- - -
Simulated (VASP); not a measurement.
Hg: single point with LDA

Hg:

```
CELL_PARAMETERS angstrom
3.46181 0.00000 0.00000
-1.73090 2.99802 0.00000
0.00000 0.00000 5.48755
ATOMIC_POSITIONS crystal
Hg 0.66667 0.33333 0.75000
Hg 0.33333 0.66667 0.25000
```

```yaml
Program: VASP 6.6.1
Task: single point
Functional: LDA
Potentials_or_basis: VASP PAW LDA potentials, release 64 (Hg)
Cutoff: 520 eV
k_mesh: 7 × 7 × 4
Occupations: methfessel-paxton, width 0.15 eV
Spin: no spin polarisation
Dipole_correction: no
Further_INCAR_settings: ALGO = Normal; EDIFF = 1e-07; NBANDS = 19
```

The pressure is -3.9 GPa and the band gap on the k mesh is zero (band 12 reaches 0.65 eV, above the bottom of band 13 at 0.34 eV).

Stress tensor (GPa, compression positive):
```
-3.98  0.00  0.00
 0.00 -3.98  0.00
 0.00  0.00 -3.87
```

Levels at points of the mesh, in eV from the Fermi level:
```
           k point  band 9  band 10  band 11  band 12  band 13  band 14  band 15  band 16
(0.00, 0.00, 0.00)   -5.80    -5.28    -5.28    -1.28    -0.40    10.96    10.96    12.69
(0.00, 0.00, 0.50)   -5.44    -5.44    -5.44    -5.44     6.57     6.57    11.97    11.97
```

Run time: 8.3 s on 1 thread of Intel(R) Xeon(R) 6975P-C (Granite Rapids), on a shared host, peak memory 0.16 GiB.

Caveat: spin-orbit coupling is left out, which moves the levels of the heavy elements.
- - -

If a line falls between the first line of the entries and the line containing "Run time: 8.3", or is one of those two, restate it word for word; leave all other lines out.

- **Worked solution**
Simulated (VASP); not a measurement.
Hg: single point with LDA

Hg:

```
CELL_PARAMETERS angstrom
3.46181 0.00000 0.00000
-1.73090 2.99802 0.00000
0.00000 0.00000 5.48755
ATOMIC_POSITIONS crystal
Hg 0.66667 0.33333 0.75000
Hg 0.33333 0.66667 0.25000
```

```yaml
Program: VASP 6.6.1
Task: single point
Functional: LDA
Potentials_or_basis: VASP PAW LDA potentials, release 64 (Hg)
Cutoff: 520 eV
k_mesh: 7 × 7 × 4
Occupations: methfessel-paxton, width 0.15 eV
Spin: no spin polarisation
Dipole_correction: no
Further_INCAR_settings: ALGO = Normal; EDIFF = 1e-07; NBANDS = 19
```

The pressure is -3.9 GPa and the band gap on the k mesh is zero (band 12 reaches 0.65 eV, above the bottom of band 13 at 0.34 eV).

Stress tensor (GPa, compression positive):
```
-3.98  0.00  0.00
 0.00 -3.98  0.00
 0.00  0.00 -3.87
```

Levels at points of the mesh, in eV from the Fermi level:
```
           k point  band 9  band 10  band 11  band 12  band 13  band 14  band 15  band 16
(0.00, 0.00, 0.00)   -5.80    -5.28    -5.28    -1.28    -0.40    10.96    10.96    12.69
(0.00, 0.00, 0.50)   -5.44    -5.44    -5.44    -5.44     6.57     6.57    11.97    11.97
```

Run time: 8.3 s on 1 thread of Intel(R) Xeon(R) 6975P-C (Granite Rapids), on a shared host, peak memory 0.16 GiB.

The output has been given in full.